Copy exactly the lines from the start of the data below through the one that carries "Point group: C1", and only those.

Data excerpts -
+ + +

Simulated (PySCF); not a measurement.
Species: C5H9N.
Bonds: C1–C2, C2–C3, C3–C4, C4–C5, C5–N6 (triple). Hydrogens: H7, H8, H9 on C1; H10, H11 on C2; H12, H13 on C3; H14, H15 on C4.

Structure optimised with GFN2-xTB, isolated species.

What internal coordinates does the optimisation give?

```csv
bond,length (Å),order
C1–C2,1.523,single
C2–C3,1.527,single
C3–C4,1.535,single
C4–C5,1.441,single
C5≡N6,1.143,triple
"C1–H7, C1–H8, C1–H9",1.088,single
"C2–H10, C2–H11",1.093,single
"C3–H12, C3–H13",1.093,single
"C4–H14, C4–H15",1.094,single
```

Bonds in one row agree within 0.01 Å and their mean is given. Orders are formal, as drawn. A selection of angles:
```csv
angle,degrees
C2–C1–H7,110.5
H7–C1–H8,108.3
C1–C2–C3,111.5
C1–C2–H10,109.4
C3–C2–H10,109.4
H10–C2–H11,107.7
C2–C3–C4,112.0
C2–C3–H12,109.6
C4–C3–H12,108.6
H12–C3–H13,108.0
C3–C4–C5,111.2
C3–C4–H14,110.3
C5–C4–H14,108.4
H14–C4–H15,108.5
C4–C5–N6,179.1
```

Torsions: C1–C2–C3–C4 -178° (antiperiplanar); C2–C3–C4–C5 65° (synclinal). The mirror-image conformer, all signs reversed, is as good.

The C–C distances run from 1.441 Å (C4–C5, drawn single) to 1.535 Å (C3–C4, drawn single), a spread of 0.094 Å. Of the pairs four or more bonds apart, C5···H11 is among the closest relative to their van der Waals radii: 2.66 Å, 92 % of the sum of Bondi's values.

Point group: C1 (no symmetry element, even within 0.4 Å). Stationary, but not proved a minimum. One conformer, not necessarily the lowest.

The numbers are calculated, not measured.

+ + +

Answer section -
Simulated (PySCF); not a measurement.
Species: C5H9N.
Bonds: C1–C2, C2–C3, C3–C4, C4–C5, C5–N6 (triple). Hydrogens: H7, H8, H9 on C1; H10, H11 on C2; H12, H13 on C3; H14, H15 on C4.

Structure optimised with GFN2-xTB, isolated species.

What internal coordinates does the optimisation give?

```csv
bond,length (Å),order
C1–C2,1.523,single
C2–C3,1.527,single
C3–C4,1.535,single
C4–C5,1.441,single
C5≡N6,1.143,triple
"C1–H7, C1–H8, C1–H9",1.088,single
"C2–H10, C2–H11",1.093,single
"C3–H12, C3–H13",1.093,single
"C4–H14, C4–H15",1.094,single
```

Bonds in one row agree within 0.01 Å and their mean is given. Orders are formal, as drawn. A selection of angles:
```csv
angle,degrees
C2–C1–H7,110.5
H7–C1–H8,108.3
C1–C2–C3,111.5
C1–C2–H10,109.4
C3–C2–H10,109.4
H10–C2–H11,107.7
C2–C3–C4,112.0
C2–C3–H12,109.6
C4–C3–H12,108.6
H12–C3–H13,108.0
C3–C4–C5,111.2
C3–C4–H14,110.3
C5–C4–H14,108.4
H14–C4–H15,108.5
C4–C5–N6,179.1
```

Torsions: C1–C2–C3–C4 -178° (antiperiplanar); C2–C3–C4–C5 65° (synclinal). The mirror-image conformer, all signs reversed, is as good.

The C–C distances run from 1.441 Å (C4–C5, drawn single) to 1.535 Å (C3–C4, drawn single), a spread of 0.094 Å. Of the pairs four or more bonds apart, C5···H11 is among the closest relative to their van der Waals radii: 2.66 Å, 92 % of the sum of Bondi's values.

Point group: C1 (no symmetry element, even within 0.4 Å). Stationary, but not proved a minimum. One conformer, not necessarily the lowest.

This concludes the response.